_Available data_:

++++++++++++++++++++

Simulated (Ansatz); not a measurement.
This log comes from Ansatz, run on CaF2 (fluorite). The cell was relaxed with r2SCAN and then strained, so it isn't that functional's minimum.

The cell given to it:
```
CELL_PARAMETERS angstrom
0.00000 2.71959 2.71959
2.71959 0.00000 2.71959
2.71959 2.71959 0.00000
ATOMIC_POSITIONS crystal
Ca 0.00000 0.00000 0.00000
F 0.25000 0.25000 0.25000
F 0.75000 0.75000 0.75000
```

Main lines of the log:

++++++++++++++++++++

_Work item_: Without leaving anything out, output all of the data above exactly.

_Answer space_:
Simulated (Ansatz); not a measurement.
This log comes from Ansatz, run on CaF2 (fluorite). The cell was relaxed with r2SCAN and then strained, so it isn't that functional's minimum.

The cell given to it:
```
CELL_PARAMETERS angstrom
0.00000 2.71959 2.71959
2.71959 0.00000 2.71959
2.71959 2.71959 0.00000
ATOMIC_POSITIONS crystal
Ca 0.00000 0.00000 0.00000
F 0.25000 0.25000 0.25000
F 0.75000 0.75000 0.75000
```

Main lines of the log:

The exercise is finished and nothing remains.